Every entry is to be printed again precisely as given.

**** Record excerpts ****
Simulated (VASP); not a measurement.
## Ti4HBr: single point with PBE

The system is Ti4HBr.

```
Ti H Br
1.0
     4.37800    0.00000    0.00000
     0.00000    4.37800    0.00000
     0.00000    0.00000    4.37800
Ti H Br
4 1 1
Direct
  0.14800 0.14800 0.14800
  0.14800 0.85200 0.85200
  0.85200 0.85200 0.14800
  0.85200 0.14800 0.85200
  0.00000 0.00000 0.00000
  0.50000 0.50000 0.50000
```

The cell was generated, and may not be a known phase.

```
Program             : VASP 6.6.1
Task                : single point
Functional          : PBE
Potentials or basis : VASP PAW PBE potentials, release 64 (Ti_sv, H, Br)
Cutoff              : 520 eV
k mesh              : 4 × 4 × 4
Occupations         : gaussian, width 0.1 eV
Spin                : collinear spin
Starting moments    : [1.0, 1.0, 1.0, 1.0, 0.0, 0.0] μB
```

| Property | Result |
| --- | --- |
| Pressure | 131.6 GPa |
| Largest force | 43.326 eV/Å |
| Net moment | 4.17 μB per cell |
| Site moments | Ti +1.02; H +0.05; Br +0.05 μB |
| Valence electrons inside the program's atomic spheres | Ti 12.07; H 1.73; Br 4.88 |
****

§ **Written response**
Simulated (VASP); not a measurement.
## Ti4HBr: single point with PBE

The system is Ti4HBr.

```
Ti H Br
1.0
     4.37800    0.00000    0.00000
     0.00000    4.37800    0.00000
     0.00000    0.00000    4.37800
Ti H Br
4 1 1
Direct
  0.14800 0.14800 0.14800
  0.14800 0.85200 0.85200
  0.85200 0.85200 0.14800
  0.85200 0.14800 0.85200
  0.00000 0.00000 0.00000
  0.50000 0.50000 0.50000
```

The cell was generated, and may not be a known phase.

```
Program             : VASP 6.6.1
Task                : single point
Functional          : PBE
Potentials or basis : VASP PAW PBE potentials, release 64 (Ti_sv, H, Br)
Cutoff              : 520 eV
k mesh              : 4 × 4 × 4
Occupations         : gaussian, width 0.1 eV
Spin                : collinear spin
Starting moments    : [1.0, 1.0, 1.0, 1.0, 0.0, 0.0] μB
```

| Property | Result |
| --- | --- |
| Pressure | 131.6 GPa |
| Largest force | 43.326 eV/Å |
| Net moment | 4.17 μB per cell |
| Site moments | Ti +1.02; H +0.05; Br +0.05 μB |
| Valence electrons inside the program's atomic spheres | Ti 12.07; H 1.73; Br 4.88 |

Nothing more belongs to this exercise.